Data to examine
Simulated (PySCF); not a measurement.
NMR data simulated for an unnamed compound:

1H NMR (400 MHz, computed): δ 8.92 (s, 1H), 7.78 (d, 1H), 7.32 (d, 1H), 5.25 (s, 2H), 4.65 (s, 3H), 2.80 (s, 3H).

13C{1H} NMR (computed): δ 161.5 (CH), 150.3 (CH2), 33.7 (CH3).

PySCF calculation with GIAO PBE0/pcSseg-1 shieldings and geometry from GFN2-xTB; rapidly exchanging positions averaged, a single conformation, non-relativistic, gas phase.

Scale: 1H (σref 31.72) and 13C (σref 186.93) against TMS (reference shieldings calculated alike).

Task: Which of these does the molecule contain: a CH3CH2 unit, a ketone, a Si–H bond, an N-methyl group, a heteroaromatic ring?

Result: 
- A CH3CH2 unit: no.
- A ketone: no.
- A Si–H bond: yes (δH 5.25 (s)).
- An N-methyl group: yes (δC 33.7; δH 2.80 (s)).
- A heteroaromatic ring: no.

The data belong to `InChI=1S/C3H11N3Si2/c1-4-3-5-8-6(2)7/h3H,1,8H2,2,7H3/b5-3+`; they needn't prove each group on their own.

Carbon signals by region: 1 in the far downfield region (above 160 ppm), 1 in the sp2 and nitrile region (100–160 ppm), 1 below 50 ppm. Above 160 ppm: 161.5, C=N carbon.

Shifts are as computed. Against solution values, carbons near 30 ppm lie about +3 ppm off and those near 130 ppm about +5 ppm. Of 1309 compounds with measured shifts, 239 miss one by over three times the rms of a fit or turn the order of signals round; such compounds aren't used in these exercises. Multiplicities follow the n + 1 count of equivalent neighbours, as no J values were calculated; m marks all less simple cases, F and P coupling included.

Work instruction
Copy out each line of the material above, word for word, from the first down to the line containing "(CH2), 33.7 (CH3).". Add nothing.

Answer space
Simulated (PySCF); not a measurement.
NMR data simulated for an unnamed compound:

1H NMR (400 MHz, computed): δ 8.92 (s, 1H), 7.78 (d, 1H), 7.32 (d, 1H), 5.25 (s, 2H), 4.65 (s, 3H), 2.80 (s, 3H).

13C{1H} NMR (computed): δ 161.5 (CH), 150.3 (CH2), 33.7 (CH3).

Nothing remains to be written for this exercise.